- _Assignment_
Line by line, retype the material with nothing left out.

(Given entries begins)
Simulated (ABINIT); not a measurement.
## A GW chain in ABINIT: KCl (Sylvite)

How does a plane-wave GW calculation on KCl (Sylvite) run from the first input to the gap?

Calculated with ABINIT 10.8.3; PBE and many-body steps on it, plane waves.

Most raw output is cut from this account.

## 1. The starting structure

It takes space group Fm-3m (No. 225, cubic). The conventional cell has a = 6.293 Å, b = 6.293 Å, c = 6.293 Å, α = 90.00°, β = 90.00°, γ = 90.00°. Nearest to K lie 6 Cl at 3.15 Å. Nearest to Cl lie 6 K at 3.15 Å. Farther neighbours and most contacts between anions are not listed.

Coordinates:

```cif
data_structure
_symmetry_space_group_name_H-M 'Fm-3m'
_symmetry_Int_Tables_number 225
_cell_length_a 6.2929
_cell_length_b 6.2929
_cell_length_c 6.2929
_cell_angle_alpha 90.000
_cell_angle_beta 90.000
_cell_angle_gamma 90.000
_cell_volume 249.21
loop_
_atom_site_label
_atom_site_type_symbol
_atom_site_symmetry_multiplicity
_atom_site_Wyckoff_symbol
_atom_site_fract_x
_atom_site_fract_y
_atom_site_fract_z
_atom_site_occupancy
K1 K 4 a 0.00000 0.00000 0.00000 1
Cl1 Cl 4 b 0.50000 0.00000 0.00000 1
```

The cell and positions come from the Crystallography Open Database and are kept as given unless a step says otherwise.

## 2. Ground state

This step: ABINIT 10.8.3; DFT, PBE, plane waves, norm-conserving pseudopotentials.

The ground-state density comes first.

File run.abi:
(Given entries ends)

- _Result_
Simulated (ABINIT); not a measurement.
## A GW chain in ABINIT: KCl (Sylvite)

How does a plane-wave GW calculation on KCl (Sylvite) run from the first input to the gap?

Calculated with ABINIT 10.8.3; PBE and many-body steps on it, plane waves.

Most raw output is cut from this account.

## 1. The starting structure

It takes space group Fm-3m (No. 225, cubic). The conventional cell has a = 6.293 Å, b = 6.293 Å, c = 6.293 Å, α = 90.00°, β = 90.00°, γ = 90.00°. Nearest to K lie 6 Cl at 3.15 Å. Nearest to Cl lie 6 K at 3.15 Å. Farther neighbours and most contacts between anions are not listed.

Coordinates:

```cif
data_structure
_symmetry_space_group_name_H-M 'Fm-3m'
_symmetry_Int_Tables_number 225
_cell_length_a 6.2929
_cell_length_b 6.2929
_cell_length_c 6.2929
_cell_angle_alpha 90.000
_cell_angle_beta 90.000
_cell_angle_gamma 90.000
_cell_volume 249.21
loop_
_atom_site_label
_atom_site_type_symbol
_atom_site_symmetry_multiplicity
_atom_site_Wyckoff_symbol
_atom_site_fract_x
_atom_site_fract_y
_atom_site_fract_z
_atom_site_occupancy
K1 K 4 a 0.00000 0.00000 0.00000 1
Cl1 Cl 4 b 0.50000 0.00000 0.00000 1
```

The cell and positions come from the Crystallography Open Database and are kept as given unless a step says otherwise.

## 2. Ground state

This step: ABINIT 10.8.3; DFT, PBE, plane waves, norm-conserving pseudopotentials.

The ground-state density comes first.

File run.abi:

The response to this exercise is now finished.